## Work item
Take the lines below from the first through the one that contains "### Step 1. The molecule as given" and copy them exactly.

── Dataset excerpts ──
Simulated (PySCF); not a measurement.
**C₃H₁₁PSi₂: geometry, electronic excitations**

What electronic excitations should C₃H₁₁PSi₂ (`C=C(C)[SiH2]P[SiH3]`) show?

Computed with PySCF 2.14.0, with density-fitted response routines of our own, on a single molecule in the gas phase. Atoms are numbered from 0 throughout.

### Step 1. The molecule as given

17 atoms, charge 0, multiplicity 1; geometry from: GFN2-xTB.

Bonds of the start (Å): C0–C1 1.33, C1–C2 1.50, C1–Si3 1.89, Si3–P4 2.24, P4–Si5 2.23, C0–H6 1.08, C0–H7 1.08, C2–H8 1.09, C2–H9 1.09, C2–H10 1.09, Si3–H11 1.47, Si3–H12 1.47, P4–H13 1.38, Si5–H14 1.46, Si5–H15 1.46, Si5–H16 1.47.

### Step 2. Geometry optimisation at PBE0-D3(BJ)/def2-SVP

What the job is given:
───

## Response
Simulated (PySCF); not a measurement.
**C₃H₁₁PSi₂: geometry, electronic excitations**

What electronic excitations should C₃H₁₁PSi₂ (`C=C(C)[SiH2]P[SiH3]`) show?

Computed with PySCF 2.14.0, with density-fitted response routines of our own, on a single molecule in the gas phase. Atoms are numbered from 0 throughout.

### Step 1. The molecule as given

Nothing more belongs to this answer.